## WORK TASK
Give back all the data exactly, line by line.

◆ ◆ ◆ ◆ ◆

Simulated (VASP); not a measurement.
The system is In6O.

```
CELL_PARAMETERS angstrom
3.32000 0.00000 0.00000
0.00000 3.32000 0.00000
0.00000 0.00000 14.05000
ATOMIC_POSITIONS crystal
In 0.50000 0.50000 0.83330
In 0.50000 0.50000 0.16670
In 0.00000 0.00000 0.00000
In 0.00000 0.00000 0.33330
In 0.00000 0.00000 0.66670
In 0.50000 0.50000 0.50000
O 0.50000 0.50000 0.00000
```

◆ ◆ ◆ ◆ ◆

## YOUR RESPONSE
Simulated (VASP); not a measurement.
The system is In6O.

```
CELL_PARAMETERS angstrom
3.32000 0.00000 0.00000
0.00000 3.32000 0.00000
0.00000 0.00000 14.05000
ATOMIC_POSITIONS crystal
In 0.50000 0.50000 0.83330
In 0.50000 0.50000 0.16670
In 0.00000 0.00000 0.00000
In 0.00000 0.00000 0.33330
In 0.00000 0.00000 0.66670
In 0.50000 0.50000 0.50000
O 0.50000 0.50000 0.00000
```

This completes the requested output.